## [Work task]
All that is needed is every record, duplicated exactly.

*** Opening Record excerpts ***

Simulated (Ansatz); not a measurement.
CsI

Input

*** Closing Record excerpts ***

## [Exercise output]
Simulated (Ansatz); not a measurement.
CsI

Input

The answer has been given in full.